> **Recorded data**
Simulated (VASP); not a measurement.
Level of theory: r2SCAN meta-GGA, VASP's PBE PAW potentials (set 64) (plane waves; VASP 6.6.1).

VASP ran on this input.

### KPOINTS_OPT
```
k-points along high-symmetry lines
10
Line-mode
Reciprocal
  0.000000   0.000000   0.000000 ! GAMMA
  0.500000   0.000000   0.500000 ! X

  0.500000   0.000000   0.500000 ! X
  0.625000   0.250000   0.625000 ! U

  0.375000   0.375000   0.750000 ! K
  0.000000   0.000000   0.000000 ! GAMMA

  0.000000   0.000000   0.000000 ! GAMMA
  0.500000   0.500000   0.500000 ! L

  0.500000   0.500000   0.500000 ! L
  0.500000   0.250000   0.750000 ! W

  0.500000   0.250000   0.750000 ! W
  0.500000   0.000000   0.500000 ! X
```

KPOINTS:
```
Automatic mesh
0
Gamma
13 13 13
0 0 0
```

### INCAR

> **Requirement**
Restate all of the data above. Match it word for word.

> **Exercise response**
Simulated (VASP); not a measurement.
Level of theory: r2SCAN meta-GGA, VASP's PBE PAW potentials (set 64) (plane waves; VASP 6.6.1).

VASP ran on this input.

### KPOINTS_OPT
```
k-points along high-symmetry lines
10
Line-mode
Reciprocal
  0.000000   0.000000   0.000000 ! GAMMA
  0.500000   0.000000   0.500000 ! X

  0.500000   0.000000   0.500000 ! X
  0.625000   0.250000   0.625000 ! U

  0.375000   0.375000   0.750000 ! K
  0.000000   0.000000   0.000000 ! GAMMA

  0.000000   0.000000   0.000000 ! GAMMA
  0.500000   0.500000   0.500000 ! L

  0.500000   0.500000   0.500000 ! L
  0.500000   0.250000   0.750000 ! W

  0.500000   0.250000   0.750000 ! W
  0.500000   0.000000   0.500000 ! X
```

KPOINTS:
```
Automatic mesh
0
Gamma
13 13 13
0 0 0
```

### INCAR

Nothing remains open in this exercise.